Set down exactly, from the records below, the line with "- Cutoff: 600 eV" through the line with "Q: Where does the relaxation end?", and nothing else.

Top of SUPPLIED INFORMATION
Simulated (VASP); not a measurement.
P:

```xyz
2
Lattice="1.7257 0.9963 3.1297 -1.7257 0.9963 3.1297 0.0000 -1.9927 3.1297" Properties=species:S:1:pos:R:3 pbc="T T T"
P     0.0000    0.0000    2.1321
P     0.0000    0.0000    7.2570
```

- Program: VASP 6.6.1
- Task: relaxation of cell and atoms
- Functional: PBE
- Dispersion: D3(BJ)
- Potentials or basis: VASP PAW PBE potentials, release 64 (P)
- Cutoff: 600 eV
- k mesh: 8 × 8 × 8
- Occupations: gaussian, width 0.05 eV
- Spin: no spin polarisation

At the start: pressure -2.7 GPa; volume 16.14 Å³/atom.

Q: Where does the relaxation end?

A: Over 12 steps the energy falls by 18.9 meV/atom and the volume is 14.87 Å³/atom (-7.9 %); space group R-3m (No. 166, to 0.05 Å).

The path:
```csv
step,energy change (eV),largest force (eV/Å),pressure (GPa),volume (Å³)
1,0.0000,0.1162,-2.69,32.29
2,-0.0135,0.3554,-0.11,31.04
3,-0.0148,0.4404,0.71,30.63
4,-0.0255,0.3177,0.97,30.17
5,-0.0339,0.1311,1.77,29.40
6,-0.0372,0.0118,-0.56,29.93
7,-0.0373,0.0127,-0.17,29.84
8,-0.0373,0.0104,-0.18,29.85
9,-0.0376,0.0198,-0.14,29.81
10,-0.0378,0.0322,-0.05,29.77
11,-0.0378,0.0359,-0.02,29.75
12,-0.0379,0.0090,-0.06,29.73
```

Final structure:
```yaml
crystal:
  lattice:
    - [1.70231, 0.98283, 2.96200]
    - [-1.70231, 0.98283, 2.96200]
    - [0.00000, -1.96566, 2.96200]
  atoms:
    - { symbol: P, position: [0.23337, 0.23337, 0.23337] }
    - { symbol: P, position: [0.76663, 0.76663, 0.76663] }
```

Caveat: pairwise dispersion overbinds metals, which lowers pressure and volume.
Bottom of SUPPLIED INFORMATION

TASK RESPONSE:
- Cutoff: 600 eV
- k mesh: 8 × 8 × 8
- Occupations: gaussian, width 0.05 eV
- Spin: no spin polarisation

At the start: pressure -2.7 GPa; volume 16.14 Å³/atom.

Q: Where does the relaxation end?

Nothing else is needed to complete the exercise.